**Supplied records**
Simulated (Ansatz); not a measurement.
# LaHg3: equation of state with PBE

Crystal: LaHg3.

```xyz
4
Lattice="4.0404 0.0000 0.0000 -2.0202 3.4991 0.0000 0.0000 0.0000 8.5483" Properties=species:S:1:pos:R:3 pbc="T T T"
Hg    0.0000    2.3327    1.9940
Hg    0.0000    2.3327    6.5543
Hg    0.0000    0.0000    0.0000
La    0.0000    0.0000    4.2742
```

**Work instruction**
Copy out the records above exactly and completely.

**Task answer**
Simulated (Ansatz); not a measurement.
# LaHg3: equation of state with PBE

Crystal: LaHg3.

```xyz
4
Lattice="4.0404 0.0000 0.0000 -2.0202 3.4991 0.0000 0.0000 0.0000 8.5483" Properties=species:S:1:pos:R:3 pbc="T T T"
Hg    0.0000    2.3327    1.9940
Hg    0.0000    2.3327    6.5543
Hg    0.0000    0.0000    0.0000
La    0.0000    0.0000    4.2742
```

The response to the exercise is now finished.